DATA SHOWN:
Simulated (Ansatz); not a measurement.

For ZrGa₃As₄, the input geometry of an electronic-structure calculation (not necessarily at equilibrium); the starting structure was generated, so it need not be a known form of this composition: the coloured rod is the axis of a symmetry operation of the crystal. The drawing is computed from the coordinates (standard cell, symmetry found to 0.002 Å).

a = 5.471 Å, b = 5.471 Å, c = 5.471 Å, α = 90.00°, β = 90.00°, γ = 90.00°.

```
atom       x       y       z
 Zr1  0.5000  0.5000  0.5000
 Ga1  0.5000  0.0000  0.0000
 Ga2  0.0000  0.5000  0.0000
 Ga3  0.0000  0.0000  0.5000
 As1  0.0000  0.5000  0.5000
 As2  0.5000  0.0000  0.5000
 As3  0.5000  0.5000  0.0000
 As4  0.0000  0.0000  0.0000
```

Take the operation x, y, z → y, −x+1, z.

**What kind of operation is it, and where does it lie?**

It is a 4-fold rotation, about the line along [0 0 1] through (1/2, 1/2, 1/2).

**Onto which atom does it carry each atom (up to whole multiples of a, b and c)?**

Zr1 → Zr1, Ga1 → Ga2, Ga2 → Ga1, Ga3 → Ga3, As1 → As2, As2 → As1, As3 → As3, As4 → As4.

TASK ITEM: Only the lines above, from the first through the one holding "does it lie?**", are to be output, and they must be copied exactly.

WRITTEN RESPONSE:
Simulated (Ansatz); not a measurement.

For ZrGa₃As₄, the input geometry of an electronic-structure calculation (not necessarily at equilibrium); the starting structure was generated, so it need not be a known form of this composition: the coloured rod is the axis of a symmetry operation of the crystal. The drawing is computed from the coordinates (standard cell, symmetry found to 0.002 Å).

a = 5.471 Å, b = 5.471 Å, c = 5.471 Å, α = 90.00°, β = 90.00°, γ = 90.00°.

```
atom       x       y       z
 Zr1  0.5000  0.5000  0.5000
 Ga1  0.5000  0.0000  0.0000
 Ga2  0.0000  0.5000  0.0000
 Ga3  0.0000  0.0000  0.5000
 As1  0.0000  0.5000  0.5000
 As2  0.5000  0.0000  0.5000
 As3  0.5000  0.5000  0.0000
 As4  0.0000  0.0000  0.0000
```

Take the operation x, y, z → y, −x+1, z.

**What kind of operation is it, and where does it lie?**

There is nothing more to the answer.